* REQUIREMENT:
Print, in exact form, the lines below from the one containing "-152°, B1–P2–C11–C12 179°" through the one containing "(7) Rank by", and omit all others.

* INFORMATION SHOWN:
· · · · ·
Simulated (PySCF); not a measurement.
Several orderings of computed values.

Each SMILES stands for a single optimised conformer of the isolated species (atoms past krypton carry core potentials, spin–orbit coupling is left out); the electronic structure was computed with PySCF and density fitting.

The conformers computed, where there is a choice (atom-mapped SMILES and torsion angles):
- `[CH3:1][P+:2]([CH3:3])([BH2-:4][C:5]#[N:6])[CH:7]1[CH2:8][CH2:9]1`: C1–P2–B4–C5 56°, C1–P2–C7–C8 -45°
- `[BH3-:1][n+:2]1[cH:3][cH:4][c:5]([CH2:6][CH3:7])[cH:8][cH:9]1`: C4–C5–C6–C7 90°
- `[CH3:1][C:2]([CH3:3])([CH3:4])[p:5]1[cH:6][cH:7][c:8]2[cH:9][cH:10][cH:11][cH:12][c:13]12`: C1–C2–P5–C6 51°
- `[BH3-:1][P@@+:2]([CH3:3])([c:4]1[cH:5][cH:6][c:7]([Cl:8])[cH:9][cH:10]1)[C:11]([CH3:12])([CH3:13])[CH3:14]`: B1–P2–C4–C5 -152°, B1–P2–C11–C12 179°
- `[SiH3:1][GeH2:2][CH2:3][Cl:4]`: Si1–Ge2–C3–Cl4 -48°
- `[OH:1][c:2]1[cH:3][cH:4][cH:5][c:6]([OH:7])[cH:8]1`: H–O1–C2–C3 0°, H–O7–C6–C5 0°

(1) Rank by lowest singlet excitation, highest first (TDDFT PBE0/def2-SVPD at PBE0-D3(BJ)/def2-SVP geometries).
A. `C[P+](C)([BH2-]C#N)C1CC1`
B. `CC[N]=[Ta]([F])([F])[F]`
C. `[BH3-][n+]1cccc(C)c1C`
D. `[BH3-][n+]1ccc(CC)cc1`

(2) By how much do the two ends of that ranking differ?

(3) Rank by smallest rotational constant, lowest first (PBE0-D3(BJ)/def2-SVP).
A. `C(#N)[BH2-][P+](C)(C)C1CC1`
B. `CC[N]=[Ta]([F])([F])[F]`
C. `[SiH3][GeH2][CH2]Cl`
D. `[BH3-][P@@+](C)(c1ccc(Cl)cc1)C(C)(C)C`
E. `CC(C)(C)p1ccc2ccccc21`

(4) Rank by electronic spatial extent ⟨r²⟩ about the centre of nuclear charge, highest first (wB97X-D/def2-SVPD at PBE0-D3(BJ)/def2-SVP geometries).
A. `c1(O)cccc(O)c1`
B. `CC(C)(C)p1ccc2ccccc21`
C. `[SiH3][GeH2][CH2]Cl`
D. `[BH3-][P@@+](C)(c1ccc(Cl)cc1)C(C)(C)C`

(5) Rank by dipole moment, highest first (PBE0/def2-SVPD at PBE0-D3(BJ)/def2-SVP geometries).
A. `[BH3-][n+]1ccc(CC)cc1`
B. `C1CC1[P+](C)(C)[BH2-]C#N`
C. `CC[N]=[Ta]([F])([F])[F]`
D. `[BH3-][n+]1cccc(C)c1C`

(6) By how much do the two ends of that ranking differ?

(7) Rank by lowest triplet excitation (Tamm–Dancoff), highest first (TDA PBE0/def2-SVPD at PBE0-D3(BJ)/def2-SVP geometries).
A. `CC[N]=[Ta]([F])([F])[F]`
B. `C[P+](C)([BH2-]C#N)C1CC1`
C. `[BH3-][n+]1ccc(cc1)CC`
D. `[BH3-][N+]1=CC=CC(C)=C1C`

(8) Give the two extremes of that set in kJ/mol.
· · · · ·

* TASK RESPONSE:
- `[BH3-:1][P@@+:2]([CH3:3])([c:4]1[cH:5][cH:6][c:7]([Cl:8])[cH:9][cH:10]1)[C:11]([CH3:12])([CH3:13])[CH3:14]`: B1–P2–C4–C5 -152°, B1–P2–C11–C12 179°
- `[SiH3:1][GeH2:2][CH2:3][Cl:4]`: Si1–Ge2–C3–Cl4 -48°
- `[OH:1][c:2]1[cH:3][cH:4][cH:5][c:6]([OH:7])[cH:8]1`: H–O1–C2–C3 0°, H–O7–C6–C5 0°

(1) Rank by lowest singlet excitation, highest first (TDDFT PBE0/def2-SVPD at PBE0-D3(BJ)/def2-SVP geometries).
A. `C[P+](C)([BH2-]C#N)C1CC1`
B. `CC[N]=[Ta]([F])([F])[F]`
C. `[BH3-][n+]1cccc(C)c1C`
D. `[BH3-][n+]1ccc(CC)cc1`

(2) By how much do the two ends of that ranking differ?

(3) Rank by smallest rotational constant, lowest first (PBE0-D3(BJ)/def2-SVP).
A. `C(#N)[BH2-][P+](C)(C)C1CC1`
B. `CC[N]=[Ta]([F])([F])[F]`
C. `[SiH3][GeH2][CH2]Cl`
D. `[BH3-][P@@+](C)(c1ccc(Cl)cc1)C(C)(C)C`
E. `CC(C)(C)p1ccc2ccccc21`

(4) Rank by electronic spatial extent ⟨r²⟩ about the centre of nuclear charge, highest first (wB97X-D/def2-SVPD at PBE0-D3(BJ)/def2-SVP geometries).
A. `c1(O)cccc(O)c1`
B. `CC(C)(C)p1ccc2ccccc21`
C. `[SiH3][GeH2][CH2]Cl`
D. `[BH3-][P@@+](C)(c1ccc(Cl)cc1)C(C)(C)C`

(5) Rank by dipole moment, highest first (PBE0/def2-SVPD at PBE0-D3(BJ)/def2-SVP geometries).
A. `[BH3-][n+]1ccc(CC)cc1`
B. `C1CC1[P+](C)(C)[BH2-]C#N`
C. `CC[N]=[Ta]([F])([F])[F]`
D. `[BH3-][n+]1cccc(C)c1C`

(6) By how much do the two ends of that ranking differ?

(7) Rank by lowest triplet excitation (Tamm–Dancoff), highest first (TDA PBE0/def2-SVPD at PBE0-D3(BJ)/def2-SVP geometries).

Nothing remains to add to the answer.